<<<<

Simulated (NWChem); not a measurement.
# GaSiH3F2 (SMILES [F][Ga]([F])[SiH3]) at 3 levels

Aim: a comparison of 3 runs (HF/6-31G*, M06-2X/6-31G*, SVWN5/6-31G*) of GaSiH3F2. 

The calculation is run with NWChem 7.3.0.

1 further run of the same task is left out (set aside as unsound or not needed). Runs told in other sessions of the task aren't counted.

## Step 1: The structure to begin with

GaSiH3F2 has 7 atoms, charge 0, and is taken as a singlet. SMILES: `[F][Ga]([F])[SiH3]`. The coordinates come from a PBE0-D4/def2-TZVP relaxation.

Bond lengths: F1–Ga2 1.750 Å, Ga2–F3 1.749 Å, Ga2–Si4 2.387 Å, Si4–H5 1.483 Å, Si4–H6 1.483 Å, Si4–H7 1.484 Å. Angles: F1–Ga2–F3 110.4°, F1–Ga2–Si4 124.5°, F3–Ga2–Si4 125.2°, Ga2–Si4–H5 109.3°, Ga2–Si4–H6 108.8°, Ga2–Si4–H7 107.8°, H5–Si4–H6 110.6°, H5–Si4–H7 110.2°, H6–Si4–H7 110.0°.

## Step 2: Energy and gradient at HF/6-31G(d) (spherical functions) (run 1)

>>>>

Assignment — Write out the records again so that each line matches the original exactly.

Answer area —
Simulated (NWChem); not a measurement.
# GaSiH3F2 (SMILES [F][Ga]([F])[SiH3]) at 3 levels

Aim: a comparison of 3 runs (HF/6-31G*, M06-2X/6-31G*, SVWN5/6-31G*) of GaSiH3F2. 

The calculation is run with NWChem 7.3.0.

1 further run of the same task is left out (set aside as unsound or not needed). Runs told in other sessions of the task aren't counted.

## Step 1: The structure to begin with

GaSiH3F2 has 7 atoms, charge 0, and is taken as a singlet. SMILES: `[F][Ga]([F])[SiH3]`. The coordinates come from a PBE0-D4/def2-TZVP relaxation.

Bond lengths: F1–Ga2 1.750 Å, Ga2–F3 1.749 Å, Ga2–Si4 2.387 Å, Si4–H5 1.483 Å, Si4–H6 1.483 Å, Si4–H7 1.484 Å. Angles: F1–Ga2–F3 110.4°, F1–Ga2–Si4 124.5°, F3–Ga2–Si4 125.2°, Ga2–Si4–H5 109.3°, Ga2–Si4–H6 108.8°, Ga2–Si4–H7 107.8°, H5–Si4–H6 110.6°, H5–Si4–H7 110.2°, H6–Si4–H7 110.0°.

## Step 2: Energy and gradient at HF/6-31G(d) (spherical functions) (run 1)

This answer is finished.